Stored data:
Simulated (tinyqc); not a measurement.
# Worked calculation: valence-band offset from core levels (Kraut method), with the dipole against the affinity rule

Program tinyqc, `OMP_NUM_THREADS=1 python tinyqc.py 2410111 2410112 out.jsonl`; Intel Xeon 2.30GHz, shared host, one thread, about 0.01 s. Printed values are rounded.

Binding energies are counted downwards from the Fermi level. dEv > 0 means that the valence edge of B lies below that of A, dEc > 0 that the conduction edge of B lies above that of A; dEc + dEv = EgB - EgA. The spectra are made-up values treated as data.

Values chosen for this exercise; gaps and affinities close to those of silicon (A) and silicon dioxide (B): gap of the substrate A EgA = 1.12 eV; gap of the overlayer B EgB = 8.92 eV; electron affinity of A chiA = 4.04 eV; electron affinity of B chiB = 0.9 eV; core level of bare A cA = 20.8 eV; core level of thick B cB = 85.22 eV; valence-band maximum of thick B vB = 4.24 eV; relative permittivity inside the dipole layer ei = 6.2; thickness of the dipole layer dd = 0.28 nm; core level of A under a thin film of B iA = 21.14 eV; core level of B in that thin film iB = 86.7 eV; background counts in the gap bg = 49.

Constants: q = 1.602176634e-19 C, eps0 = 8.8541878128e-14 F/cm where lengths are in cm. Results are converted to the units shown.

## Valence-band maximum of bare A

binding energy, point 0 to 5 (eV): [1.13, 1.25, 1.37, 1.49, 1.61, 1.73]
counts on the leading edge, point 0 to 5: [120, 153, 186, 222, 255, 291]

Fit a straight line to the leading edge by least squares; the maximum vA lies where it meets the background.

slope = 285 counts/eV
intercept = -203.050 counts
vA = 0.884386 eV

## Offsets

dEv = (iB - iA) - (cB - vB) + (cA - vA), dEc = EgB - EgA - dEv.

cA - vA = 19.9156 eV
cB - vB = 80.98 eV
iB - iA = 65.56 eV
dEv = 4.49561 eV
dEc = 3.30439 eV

Required action:
What you output must be the lines from the opening of the material above up to and including the line with "Binding energies are", reproduced exactly.

Your response:
Simulated (tinyqc); not a measurement.
# Worked calculation: valence-band offset from core levels (Kraut method), with the dipole against the affinity rule

Program tinyqc, `OMP_NUM_THREADS=1 python tinyqc.py 2410111 2410112 out.jsonl`; Intel Xeon 2.30GHz, shared host, one thread, about 0.01 s. Printed values are rounded.

Binding energies are counted downwards from the Fermi level. dEv > 0 means that the valence edge of B lies below that of A, dEc > 0 that the conduction edge of B lies above that of A; dEc + dEv = EgB - EgA. The spectra are made-up values treated as data.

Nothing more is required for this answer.